* Brief:
The records below need copying. Match each line exactly.

——————————
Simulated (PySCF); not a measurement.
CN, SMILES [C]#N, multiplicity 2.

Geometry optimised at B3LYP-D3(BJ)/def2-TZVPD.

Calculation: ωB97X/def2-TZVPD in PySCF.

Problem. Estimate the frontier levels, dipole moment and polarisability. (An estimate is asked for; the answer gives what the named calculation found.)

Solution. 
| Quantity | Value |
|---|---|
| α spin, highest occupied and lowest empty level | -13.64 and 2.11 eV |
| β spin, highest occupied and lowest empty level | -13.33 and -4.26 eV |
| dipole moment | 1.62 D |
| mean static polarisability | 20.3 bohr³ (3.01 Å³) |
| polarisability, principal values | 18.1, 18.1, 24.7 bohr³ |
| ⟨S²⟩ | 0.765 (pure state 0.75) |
——————————

* Written reply:
Simulated (PySCF); not a measurement.
CN, SMILES [C]#N, multiplicity 2.

Geometry optimised at B3LYP-D3(BJ)/def2-TZVPD.

Calculation: ωB97X/def2-TZVPD in PySCF.

Problem. Estimate the frontier levels, dipole moment and polarisability. (An estimate is asked for; the answer gives what the named calculation found.)

Solution. 
| Quantity | Value |
|---|---|
| α spin, highest occupied and lowest empty level | -13.64 and 2.11 eV |
| β spin, highest occupied and lowest empty level | -13.33 and -4.26 eV |
| dipole moment | 1.62 D |
| mean static polarisability | 20.3 bohr³ (3.01 Å³) |
| polarisability, principal values | 18.1, 18.1, 24.7 bohr³ |
| ⟨S²⟩ | 0.765 (pure state 0.75) |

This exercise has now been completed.